Requirement: Nothing but the lines from the start of the records below through the line that has "H14, H15 on C4)" should appear, each exactly as given.

Records provided:
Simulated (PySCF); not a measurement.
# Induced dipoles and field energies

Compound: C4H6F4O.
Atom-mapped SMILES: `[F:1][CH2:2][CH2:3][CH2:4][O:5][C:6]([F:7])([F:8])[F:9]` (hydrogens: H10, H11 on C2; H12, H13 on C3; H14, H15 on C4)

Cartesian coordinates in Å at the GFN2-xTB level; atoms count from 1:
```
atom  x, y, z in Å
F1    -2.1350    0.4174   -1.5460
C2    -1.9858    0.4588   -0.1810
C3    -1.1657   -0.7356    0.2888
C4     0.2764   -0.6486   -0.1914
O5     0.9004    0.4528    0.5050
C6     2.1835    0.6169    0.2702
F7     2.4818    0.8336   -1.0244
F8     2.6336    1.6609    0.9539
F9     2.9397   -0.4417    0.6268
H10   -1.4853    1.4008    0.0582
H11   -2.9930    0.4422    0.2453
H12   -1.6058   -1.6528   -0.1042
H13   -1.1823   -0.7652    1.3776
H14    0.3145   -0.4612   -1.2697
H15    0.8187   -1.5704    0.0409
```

Your response:
Simulated (PySCF); not a measurement.
# Induced dipoles and field energies

Compound: C4H6F4O.
Atom-mapped SMILES: `[F:1][CH2:2][CH2:3][CH2:4][O:5][C:6]([F:7])([F:8])[F:9]` (hydrogens: H10, H11 on C2; H12, H13 on C3; H14, H15 on C4)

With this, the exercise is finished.